> Work item: Nothing outside the range is wanted. Repeat exactly the lines below from the one with "Runs of VASP" through the one with "Fill in the values left out.".

> Information shown:
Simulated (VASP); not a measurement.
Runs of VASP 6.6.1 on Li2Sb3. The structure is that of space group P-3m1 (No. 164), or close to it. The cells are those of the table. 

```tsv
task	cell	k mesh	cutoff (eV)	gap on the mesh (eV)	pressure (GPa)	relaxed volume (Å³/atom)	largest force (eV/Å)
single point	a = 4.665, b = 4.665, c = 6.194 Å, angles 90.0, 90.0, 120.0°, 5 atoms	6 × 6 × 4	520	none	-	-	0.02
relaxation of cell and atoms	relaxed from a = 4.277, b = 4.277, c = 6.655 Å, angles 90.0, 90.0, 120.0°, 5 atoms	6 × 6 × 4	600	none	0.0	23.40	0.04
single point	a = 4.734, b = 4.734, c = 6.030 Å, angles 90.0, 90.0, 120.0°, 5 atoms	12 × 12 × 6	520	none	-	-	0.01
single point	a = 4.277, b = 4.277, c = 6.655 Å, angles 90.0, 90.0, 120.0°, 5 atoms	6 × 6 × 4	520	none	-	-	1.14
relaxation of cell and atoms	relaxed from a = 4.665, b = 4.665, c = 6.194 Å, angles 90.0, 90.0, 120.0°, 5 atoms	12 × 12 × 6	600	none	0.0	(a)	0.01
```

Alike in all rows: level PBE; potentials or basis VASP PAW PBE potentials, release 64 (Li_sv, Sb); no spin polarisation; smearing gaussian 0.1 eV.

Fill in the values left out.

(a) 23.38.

> Task solution:
Runs of VASP 6.6.1 on Li2Sb3. The structure is that of space group P-3m1 (No. 164), or close to it. The cells are those of the table. 

```tsv
task	cell	k mesh	cutoff (eV)	gap on the mesh (eV)	pressure (GPa)	relaxed volume (Å³/atom)	largest force (eV/Å)
single point	a = 4.665, b = 4.665, c = 6.194 Å, angles 90.0, 90.0, 120.0°, 5 atoms	6 × 6 × 4	520	none	-	-	0.02
relaxation of cell and atoms	relaxed from a = 4.277, b = 4.277, c = 6.655 Å, angles 90.0, 90.0, 120.0°, 5 atoms	6 × 6 × 4	600	none	0.0	23.40	0.04
single point	a = 4.734, b = 4.734, c = 6.030 Å, angles 90.0, 90.0, 120.0°, 5 atoms	12 × 12 × 6	520	none	-	-	0.01
single point	a = 4.277, b = 4.277, c = 6.655 Å, angles 90.0, 90.0, 120.0°, 5 atoms	6 × 6 × 4	520	none	-	-	1.14
relaxation of cell and atoms	relaxed from a = 4.665, b = 4.665, c = 6.194 Å, angles 90.0, 90.0, 120.0°, 5 atoms	12 × 12 × 6	600	none	0.0	(a)	0.01
```

Alike in all rows: level PBE; potentials or basis VASP PAW PBE potentials, release 64 (Li_sv, Sb); no spin polarisation; smearing gaussian 0.1 eV.

Fill in the values left out.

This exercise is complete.